§ WORK TASK
In the entries below, find the line with "- mlb = 0.0925 m0 (light hole, barrier)" and the line with "58.6 | 9.4 |"; give again those lines and every line between them, exactly.

§ RECORD EXTRACTS
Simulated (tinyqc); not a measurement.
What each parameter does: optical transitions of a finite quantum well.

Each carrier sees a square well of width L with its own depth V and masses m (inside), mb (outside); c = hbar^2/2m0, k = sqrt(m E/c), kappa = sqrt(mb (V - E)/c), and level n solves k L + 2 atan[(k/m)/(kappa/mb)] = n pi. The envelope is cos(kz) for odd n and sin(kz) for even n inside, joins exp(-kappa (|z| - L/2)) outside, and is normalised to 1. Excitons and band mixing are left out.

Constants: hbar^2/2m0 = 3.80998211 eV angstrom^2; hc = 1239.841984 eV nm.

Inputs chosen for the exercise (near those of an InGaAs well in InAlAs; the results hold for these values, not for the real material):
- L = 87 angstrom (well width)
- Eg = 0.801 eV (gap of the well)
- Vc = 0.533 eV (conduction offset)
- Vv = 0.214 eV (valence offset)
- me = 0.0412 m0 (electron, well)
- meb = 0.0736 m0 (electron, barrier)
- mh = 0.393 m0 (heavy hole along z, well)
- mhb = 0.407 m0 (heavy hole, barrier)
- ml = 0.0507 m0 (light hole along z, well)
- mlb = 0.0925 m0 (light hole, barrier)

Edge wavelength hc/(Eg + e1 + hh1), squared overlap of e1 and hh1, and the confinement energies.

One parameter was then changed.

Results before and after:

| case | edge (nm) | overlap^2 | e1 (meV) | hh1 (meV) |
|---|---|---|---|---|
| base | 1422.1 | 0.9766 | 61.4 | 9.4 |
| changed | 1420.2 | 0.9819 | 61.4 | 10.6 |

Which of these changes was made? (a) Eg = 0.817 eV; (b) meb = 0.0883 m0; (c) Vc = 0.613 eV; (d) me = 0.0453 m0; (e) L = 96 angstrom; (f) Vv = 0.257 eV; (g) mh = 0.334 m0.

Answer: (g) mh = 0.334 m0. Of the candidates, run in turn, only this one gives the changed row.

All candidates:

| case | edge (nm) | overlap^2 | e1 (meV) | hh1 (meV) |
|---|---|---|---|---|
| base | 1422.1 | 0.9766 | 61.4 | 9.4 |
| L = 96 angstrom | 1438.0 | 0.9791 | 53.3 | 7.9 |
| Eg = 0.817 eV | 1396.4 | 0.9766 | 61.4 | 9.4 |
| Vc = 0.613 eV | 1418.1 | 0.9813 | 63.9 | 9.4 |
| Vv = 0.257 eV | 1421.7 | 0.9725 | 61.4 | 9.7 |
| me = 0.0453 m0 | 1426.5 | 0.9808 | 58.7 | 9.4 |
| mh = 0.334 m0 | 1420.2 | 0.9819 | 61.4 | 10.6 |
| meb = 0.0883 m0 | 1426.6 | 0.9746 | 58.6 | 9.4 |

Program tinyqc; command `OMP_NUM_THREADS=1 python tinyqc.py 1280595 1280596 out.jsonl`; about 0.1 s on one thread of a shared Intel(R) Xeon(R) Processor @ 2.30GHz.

§ ANSWER AREA
- mlb = 0.0925 m0 (light hole, barrier)

Edge wavelength hc/(Eg + e1 + hh1), squared overlap of e1 and hh1, and the confinement energies.

One parameter was then changed.

Results before and after:

| case | edge (nm) | overlap^2 | e1 (meV) | hh1 (meV) |
|---|---|---|---|---|
| base | 1422.1 | 0.9766 | 61.4 | 9.4 |
| changed | 1420.2 | 0.9819 | 61.4 | 10.6 |

Which of these changes was made? (a) Eg = 0.817 eV; (b) meb = 0.0883 m0; (c) Vc = 0.613 eV; (d) me = 0.0453 m0; (e) L = 96 angstrom; (f) Vv = 0.257 eV; (g) mh = 0.334 m0.

Answer: (g) mh = 0.334 m0. Of the candidates, run in turn, only this one gives the changed row.

All candidates:

| case | edge (nm) | overlap^2 | e1 (meV) | hh1 (meV) |
|---|---|---|---|---|
| base | 1422.1 | 0.9766 | 61.4 | 9.4 |
| L = 96 angstrom | 1438.0 | 0.9791 | 53.3 | 7.9 |
| Eg = 0.817 eV | 1396.4 | 0.9766 | 61.4 | 9.4 |
| Vc = 0.613 eV | 1418.1 | 0.9813 | 63.9 | 9.4 |
| Vv = 0.257 eV | 1421.7 | 0.9725 | 61.4 | 9.7 |
| me = 0.0453 m0 | 1426.5 | 0.9808 | 58.7 | 9.4 |
| mh = 0.334 m0 | 1420.2 | 0.9819 | 61.4 | 10.6 |
| meb = 0.0883 m0 | 1426.6 | 0.9746 | 58.6 | 9.4 |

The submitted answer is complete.